▶ [Action item] Repeat each entry verbatim.

▶ [Information provided]
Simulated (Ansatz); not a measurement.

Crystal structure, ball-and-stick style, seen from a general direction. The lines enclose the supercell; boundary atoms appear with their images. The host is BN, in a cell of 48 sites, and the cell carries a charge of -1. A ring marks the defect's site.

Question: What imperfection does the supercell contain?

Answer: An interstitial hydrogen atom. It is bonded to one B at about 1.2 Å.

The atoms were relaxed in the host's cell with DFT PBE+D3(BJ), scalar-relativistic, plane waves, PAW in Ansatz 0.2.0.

▶ [Task answer]
Simulated (Ansatz); not a measurement.

Crystal structure, ball-and-stick style, seen from a general direction. The lines enclose the supercell; boundary atoms appear with their images. The host is BN, in a cell of 48 sites, and the cell carries a charge of -1. A ring marks the defect's site.

Question: What imperfection does the supercell contain?

Answer: An interstitial hydrogen atom. It is bonded to one B at about 1.2 Å.

The atoms were relaxed in the host's cell with DFT PBE+D3(BJ), scalar-relativistic, plane waves, PAW in Ansatz 0.2.0.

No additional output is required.